Given data:
==============================
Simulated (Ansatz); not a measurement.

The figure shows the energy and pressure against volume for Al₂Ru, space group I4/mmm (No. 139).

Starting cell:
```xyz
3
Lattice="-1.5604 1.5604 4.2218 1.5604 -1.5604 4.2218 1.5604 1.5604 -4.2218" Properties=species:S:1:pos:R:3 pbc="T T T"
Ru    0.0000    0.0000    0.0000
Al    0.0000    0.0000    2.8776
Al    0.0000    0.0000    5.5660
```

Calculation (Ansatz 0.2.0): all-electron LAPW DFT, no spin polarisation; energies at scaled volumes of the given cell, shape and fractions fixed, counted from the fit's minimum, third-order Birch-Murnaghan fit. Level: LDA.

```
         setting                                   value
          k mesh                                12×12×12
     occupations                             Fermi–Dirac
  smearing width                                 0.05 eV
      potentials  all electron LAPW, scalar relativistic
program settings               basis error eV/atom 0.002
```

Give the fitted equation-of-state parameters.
==============================

Work task: Each entry needs to be copied out exactly.

Task response:
Simulated (Ansatz); not a measurement.

The figure shows the energy and pressure against volume for Al₂Ru, space group I4/mmm (No. 139).

Starting cell:
```xyz
3
Lattice="-1.5604 1.5604 4.2218 1.5604 -1.5604 4.2218 1.5604 1.5604 -4.2218" Properties=species:S:1:pos:R:3 pbc="T T T"
Ru    0.0000    0.0000    0.0000
Al    0.0000    0.0000    2.8776
Al    0.0000    0.0000    5.5660
```

Calculation (Ansatz 0.2.0): all-electron LAPW DFT, no spin polarisation; energies at scaled volumes of the given cell, shape and fractions fixed, counted from the fit's minimum, third-order Birch-Murnaghan fit. Level: LDA.

```
         setting                                   value
          k mesh                                12×12×12
     occupations                             Fermi–Dirac
  smearing width                                 0.05 eV
      potentials  all electron LAPW, scalar relativistic
program settings               basis error eV/atom 0.002
```

Give the fitted equation-of-state parameters.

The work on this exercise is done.